*** Opening of Dataset ***
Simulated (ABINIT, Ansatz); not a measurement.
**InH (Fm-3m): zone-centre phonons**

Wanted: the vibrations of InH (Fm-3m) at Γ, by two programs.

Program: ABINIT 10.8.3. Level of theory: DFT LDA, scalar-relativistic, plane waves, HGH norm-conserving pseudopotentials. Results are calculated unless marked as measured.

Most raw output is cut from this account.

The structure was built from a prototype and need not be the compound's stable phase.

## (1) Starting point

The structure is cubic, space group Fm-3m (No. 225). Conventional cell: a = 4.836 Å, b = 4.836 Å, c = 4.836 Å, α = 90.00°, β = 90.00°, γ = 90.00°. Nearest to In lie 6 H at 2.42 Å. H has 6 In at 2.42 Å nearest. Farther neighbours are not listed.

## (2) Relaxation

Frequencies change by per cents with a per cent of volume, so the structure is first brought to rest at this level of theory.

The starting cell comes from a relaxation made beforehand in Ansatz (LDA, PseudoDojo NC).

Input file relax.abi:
*** Close of Dataset ***

◆ Required action:
Only the lines from the start of the material through the line containing "## (2) Relaxation" belong in the answer, each copied exactly.

◆ Solution:
Simulated (ABINIT, Ansatz); not a measurement.
**InH (Fm-3m): zone-centre phonons**

Wanted: the vibrations of InH (Fm-3m) at Γ, by two programs.

Program: ABINIT 10.8.3. Level of theory: DFT LDA, scalar-relativistic, plane waves, HGH norm-conserving pseudopotentials. Results are calculated unless marked as measured.

Most raw output is cut from this account.

The structure was built from a prototype and need not be the compound's stable phase.

## (1) Starting point

The structure is cubic, space group Fm-3m (No. 225). Conventional cell: a = 4.836 Å, b = 4.836 Å, c = 4.836 Å, α = 90.00°, β = 90.00°, γ = 90.00°. Nearest to In lie 6 H at 2.42 Å. H has 6 In at 2.42 Å nearest. Farther neighbours are not listed.

## (2) Relaxation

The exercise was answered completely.